● **MATERIAL PROVIDED**:
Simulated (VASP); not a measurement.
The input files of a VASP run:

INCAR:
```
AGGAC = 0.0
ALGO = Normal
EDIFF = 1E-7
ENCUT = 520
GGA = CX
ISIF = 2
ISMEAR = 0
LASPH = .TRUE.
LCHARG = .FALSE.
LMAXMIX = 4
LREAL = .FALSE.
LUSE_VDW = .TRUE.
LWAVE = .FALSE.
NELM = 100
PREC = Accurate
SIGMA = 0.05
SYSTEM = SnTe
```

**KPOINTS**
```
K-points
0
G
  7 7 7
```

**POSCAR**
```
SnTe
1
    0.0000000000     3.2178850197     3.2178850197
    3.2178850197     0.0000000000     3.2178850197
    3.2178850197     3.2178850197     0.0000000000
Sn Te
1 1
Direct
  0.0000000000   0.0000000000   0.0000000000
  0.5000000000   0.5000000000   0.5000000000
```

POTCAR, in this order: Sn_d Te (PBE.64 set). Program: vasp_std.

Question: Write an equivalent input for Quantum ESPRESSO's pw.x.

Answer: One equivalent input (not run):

● **ASSIGNMENT**:
Reproduce the listing above exactly, but only from its first line through the line holding "Question: Write an"; both of those lines are included.

● **WRITTEN SOLUTION**:
Simulated (VASP); not a measurement.
The input files of a VASP run:

INCAR:
```
AGGAC = 0.0
ALGO = Normal
EDIFF = 1E-7
ENCUT = 520
GGA = CX
ISIF = 2
ISMEAR = 0
LASPH = .TRUE.
LCHARG = .FALSE.
LMAXMIX = 4
LREAL = .FALSE.
LUSE_VDW = .TRUE.
LWAVE = .FALSE.
NELM = 100
PREC = Accurate
SIGMA = 0.05
SYSTEM = SnTe
```

**KPOINTS**
```
K-points
0
G
  7 7 7
```

**POSCAR**
```
SnTe
1
    0.0000000000     3.2178850197     3.2178850197
    3.2178850197     0.0000000000     3.2178850197
    3.2178850197     3.2178850197     0.0000000000
Sn Te
1 1
Direct
  0.0000000000   0.0000000000   0.0000000000
  0.5000000000   0.5000000000   0.5000000000
```

POTCAR, in this order: Sn_d Te (PBE.64 set). Program: vasp_std.

Question: Write an equivalent input for Quantum ESPRESSO's pw.x.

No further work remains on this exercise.